### DATA EXCERPTS
[Start of Attachment]

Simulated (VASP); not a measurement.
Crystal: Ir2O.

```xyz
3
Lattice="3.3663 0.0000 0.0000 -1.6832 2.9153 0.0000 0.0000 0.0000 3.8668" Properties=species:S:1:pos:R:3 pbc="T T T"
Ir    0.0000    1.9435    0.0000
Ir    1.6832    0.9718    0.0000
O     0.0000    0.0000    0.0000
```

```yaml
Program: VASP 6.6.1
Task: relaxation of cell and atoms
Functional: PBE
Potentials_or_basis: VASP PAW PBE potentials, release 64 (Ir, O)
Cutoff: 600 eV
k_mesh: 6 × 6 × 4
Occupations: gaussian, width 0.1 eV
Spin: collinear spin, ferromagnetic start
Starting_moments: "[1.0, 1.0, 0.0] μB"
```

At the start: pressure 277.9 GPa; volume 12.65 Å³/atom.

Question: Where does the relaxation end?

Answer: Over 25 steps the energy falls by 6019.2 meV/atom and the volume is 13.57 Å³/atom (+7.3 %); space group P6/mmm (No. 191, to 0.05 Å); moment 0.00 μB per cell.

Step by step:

[End of Attachment]

### REQUIRED ACTION
Each line from the top of the records above through the line containing "Answer: Over 25" needs to be transcribed exactly, and no line after it.

### TASK SOLUTION
Simulated (VASP); not a measurement.
Crystal: Ir2O.

```xyz
3
Lattice="3.3663 0.0000 0.0000 -1.6832 2.9153 0.0000 0.0000 0.0000 3.8668" Properties=species:S:1:pos:R:3 pbc="T T T"
Ir    0.0000    1.9435    0.0000
Ir    1.6832    0.9718    0.0000
O     0.0000    0.0000    0.0000
```

```yaml
Program: VASP 6.6.1
Task: relaxation of cell and atoms
Functional: PBE
Potentials_or_basis: VASP PAW PBE potentials, release 64 (Ir, O)
Cutoff: 600 eV
k_mesh: 6 × 6 × 4
Occupations: gaussian, width 0.1 eV
Spin: collinear spin, ferromagnetic start
Starting_moments: "[1.0, 1.0, 0.0] μB"
```

At the start: pressure 277.9 GPa; volume 12.65 Å³/atom.

Question: Where does the relaxation end?

Answer: Over 25 steps the energy falls by 6019.2 meV/atom and the volume is 13.57 Å³/atom (+7.3 %); space group P6/mmm (No. 191, to 0.05 Å); moment 0.00 μB per cell.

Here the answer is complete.